= = = = = = =

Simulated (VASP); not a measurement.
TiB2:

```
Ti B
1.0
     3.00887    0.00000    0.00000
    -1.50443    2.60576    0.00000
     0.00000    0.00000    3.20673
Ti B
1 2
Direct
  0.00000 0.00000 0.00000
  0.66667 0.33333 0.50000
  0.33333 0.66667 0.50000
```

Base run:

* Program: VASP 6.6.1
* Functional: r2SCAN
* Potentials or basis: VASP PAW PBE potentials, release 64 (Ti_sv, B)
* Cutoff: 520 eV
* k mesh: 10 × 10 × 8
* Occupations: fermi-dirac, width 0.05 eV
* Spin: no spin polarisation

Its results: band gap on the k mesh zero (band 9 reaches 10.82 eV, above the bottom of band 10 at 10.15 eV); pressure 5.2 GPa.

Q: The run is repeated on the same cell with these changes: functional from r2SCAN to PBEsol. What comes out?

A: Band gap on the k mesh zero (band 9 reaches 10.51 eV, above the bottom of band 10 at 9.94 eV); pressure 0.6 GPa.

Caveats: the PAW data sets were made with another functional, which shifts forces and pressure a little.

= = = = = = =

Work item:
Transcribe, exactly as written, all lines of the entries above from the first to the one containing "Q: The run is", and no more.

Answer section:
Simulated (VASP); not a measurement.
TiB2:

```
Ti B
1.0
     3.00887    0.00000    0.00000
    -1.50443    2.60576    0.00000
     0.00000    0.00000    3.20673
Ti B
1 2
Direct
  0.00000 0.00000 0.00000
  0.66667 0.33333 0.50000
  0.33333 0.66667 0.50000
```

Base run:

* Program: VASP 6.6.1
* Functional: r2SCAN
* Potentials or basis: VASP PAW PBE potentials, release 64 (Ti_sv, B)
* Cutoff: 520 eV
* k mesh: 10 × 10 × 8
* Occupations: fermi-dirac, width 0.05 eV
* Spin: no spin polarisation

Its results: band gap on the k mesh zero (band 9 reaches 10.82 eV, above the bottom of band 10 at 10.15 eV); pressure 5.2 GPa.

Q: The run is repeated on the same cell with these changes: functional from r2SCAN to PBEsol. What comes out?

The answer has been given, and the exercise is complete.